WORK INSTRUCTION: Your response should consist of every record, exactly as given.

AVAILABLE DATA:
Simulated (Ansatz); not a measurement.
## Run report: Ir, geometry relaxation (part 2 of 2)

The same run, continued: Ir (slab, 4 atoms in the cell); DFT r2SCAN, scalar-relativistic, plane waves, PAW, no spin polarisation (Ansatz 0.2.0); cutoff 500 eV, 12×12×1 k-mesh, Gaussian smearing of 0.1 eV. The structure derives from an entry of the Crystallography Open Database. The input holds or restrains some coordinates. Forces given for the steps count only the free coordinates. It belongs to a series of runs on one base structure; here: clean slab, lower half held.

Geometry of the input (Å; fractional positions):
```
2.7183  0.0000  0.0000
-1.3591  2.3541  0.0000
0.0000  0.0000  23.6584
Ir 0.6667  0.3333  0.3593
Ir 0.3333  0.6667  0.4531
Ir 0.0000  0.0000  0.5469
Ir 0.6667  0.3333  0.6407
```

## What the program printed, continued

WRITTEN RESPONSE:
Simulated (Ansatz); not a measurement.
## Run report: Ir, geometry relaxation (part 2 of 2)

The same run, continued: Ir (slab, 4 atoms in the cell); DFT r2SCAN, scalar-relativistic, plane waves, PAW, no spin polarisation (Ansatz 0.2.0); cutoff 500 eV, 12×12×1 k-mesh, Gaussian smearing of 0.1 eV. The structure derives from an entry of the Crystallography Open Database. The input holds or restrains some coordinates. Forces given for the steps count only the free coordinates. It belongs to a series of runs on one base structure; here: clean slab, lower half held.

Geometry of the input (Å; fractional positions):
```
2.7183  0.0000  0.0000
-1.3591  2.3541  0.0000
0.0000  0.0000  23.6584
Ir 0.6667  0.3333  0.3593
Ir 0.3333  0.6667  0.4531
Ir 0.0000  0.0000  0.5469
Ir 0.6667  0.3333  0.6407
```

## What the program printed, continued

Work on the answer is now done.